========================================================================

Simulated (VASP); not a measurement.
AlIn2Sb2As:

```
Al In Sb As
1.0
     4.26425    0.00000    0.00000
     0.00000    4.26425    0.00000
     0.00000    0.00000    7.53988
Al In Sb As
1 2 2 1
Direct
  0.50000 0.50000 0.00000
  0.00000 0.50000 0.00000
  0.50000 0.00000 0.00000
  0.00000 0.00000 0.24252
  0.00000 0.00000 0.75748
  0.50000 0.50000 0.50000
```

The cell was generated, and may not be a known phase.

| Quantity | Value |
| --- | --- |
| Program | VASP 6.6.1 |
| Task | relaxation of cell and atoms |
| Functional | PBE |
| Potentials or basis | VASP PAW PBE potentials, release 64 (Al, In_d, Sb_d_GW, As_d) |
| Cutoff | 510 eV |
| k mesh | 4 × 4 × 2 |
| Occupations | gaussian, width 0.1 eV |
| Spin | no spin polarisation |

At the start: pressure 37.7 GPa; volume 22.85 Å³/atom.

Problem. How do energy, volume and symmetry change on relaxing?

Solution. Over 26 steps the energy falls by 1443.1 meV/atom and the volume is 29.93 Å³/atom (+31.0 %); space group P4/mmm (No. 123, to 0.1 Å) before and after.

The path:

========================================================================

Give again, exactly as written, every line from the first one above through the line that has "spin polarisation |" in it.

Simulated (VASP); not a measurement.
AlIn2Sb2As:

```
Al In Sb As
1.0
     4.26425    0.00000    0.00000
     0.00000    4.26425    0.00000
     0.00000    0.00000    7.53988
Al In Sb As
1 2 2 1
Direct
  0.50000 0.50000 0.00000
  0.00000 0.50000 0.00000
  0.50000 0.00000 0.00000
  0.00000 0.00000 0.24252
  0.00000 0.00000 0.75748
  0.50000 0.50000 0.50000
```

The cell was generated, and may not be a known phase.

| Quantity | Value |
| --- | --- |
| Program | VASP 6.6.1 |
| Task | relaxation of cell and atoms |
| Functional | PBE |
| Potentials or basis | VASP PAW PBE potentials, release 64 (Al, In_d, Sb_d_GW, As_d) |
| Cutoff | 510 eV |
| k mesh | 4 × 4 × 2 |
| Occupations | gaussian, width 0.1 eV |
| Spin | no spin polarisation |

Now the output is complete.